_ACTIVITY_
Using the listing below, retype exactly the lines starting at the one with "Energies count from" and ending at the one with "What are its volume, energy, density and gap?", and include both.

_EXTRACTED RECORDS_
====
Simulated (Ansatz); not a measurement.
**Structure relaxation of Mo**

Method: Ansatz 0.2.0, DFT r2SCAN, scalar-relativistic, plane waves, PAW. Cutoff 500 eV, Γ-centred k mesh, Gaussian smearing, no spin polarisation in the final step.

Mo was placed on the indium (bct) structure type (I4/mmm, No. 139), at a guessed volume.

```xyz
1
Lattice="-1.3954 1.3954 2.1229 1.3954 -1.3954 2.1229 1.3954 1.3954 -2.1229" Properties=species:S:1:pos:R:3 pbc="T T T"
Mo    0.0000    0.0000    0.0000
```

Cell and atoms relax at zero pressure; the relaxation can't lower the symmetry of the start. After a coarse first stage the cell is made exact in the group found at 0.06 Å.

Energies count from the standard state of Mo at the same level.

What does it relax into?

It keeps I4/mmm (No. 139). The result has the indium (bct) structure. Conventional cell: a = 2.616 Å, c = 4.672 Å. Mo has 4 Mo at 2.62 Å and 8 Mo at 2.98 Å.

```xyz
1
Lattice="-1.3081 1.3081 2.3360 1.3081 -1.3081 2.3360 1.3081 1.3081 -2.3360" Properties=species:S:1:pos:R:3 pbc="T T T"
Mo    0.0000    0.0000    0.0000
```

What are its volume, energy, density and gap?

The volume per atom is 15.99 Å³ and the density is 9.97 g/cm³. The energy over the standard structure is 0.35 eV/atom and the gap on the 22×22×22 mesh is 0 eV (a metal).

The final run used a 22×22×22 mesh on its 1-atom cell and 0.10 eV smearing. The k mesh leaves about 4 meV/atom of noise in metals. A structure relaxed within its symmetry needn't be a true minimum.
====

_RESPONSE BOX_
Energies count from the standard state of Mo at the same level.

What does it relax into?

It keeps I4/mmm (No. 139). The result has the indium (bct) structure. Conventional cell: a = 2.616 Å, c = 4.672 Å. Mo has 4 Mo at 2.62 Å and 8 Mo at 2.98 Å.

```xyz
1
Lattice="-1.3081 1.3081 2.3360 1.3081 -1.3081 2.3360 1.3081 1.3081 -2.3360" Properties=species:S:1:pos:R:3 pbc="T T T"
Mo    0.0000    0.0000    0.0000
```

What are its volume, energy, density and gap?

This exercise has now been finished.